_DATA UNDER STUDY_:
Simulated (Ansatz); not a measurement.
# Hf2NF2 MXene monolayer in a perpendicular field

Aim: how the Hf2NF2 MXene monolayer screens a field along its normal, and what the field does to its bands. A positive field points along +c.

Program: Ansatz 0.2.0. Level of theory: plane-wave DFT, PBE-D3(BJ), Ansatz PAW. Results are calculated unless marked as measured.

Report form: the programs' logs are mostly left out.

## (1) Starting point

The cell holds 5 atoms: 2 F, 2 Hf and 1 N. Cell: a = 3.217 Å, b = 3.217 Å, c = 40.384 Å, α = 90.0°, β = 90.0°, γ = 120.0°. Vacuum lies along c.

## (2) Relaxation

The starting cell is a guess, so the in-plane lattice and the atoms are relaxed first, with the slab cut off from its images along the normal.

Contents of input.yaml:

_REQUIREMENT_:
Working from the material above, restate word for word the lines between the line with "Aim: how the" and the line with "The starting cell", both included, and only those.

_YOUR RESPONSE_:
Aim: how the Hf2NF2 MXene monolayer screens a field along its normal, and what the field does to its bands. A positive field points along +c.

Program: Ansatz 0.2.0. Level of theory: plane-wave DFT, PBE-D3(BJ), Ansatz PAW. Results are calculated unless marked as measured.

Report form: the programs' logs are mostly left out.

## (1) Starting point

The cell holds 5 atoms: 2 F, 2 Hf and 1 N. Cell: a = 3.217 Å, b = 3.217 Å, c = 40.384 Å, α = 90.0°, β = 90.0°, γ = 120.0°. Vacuum lies along c.

## (2) Relaxation

The starting cell is a guess, so the in-plane lattice and the atoms are relaxed first, with the slab cut off from its images along the normal.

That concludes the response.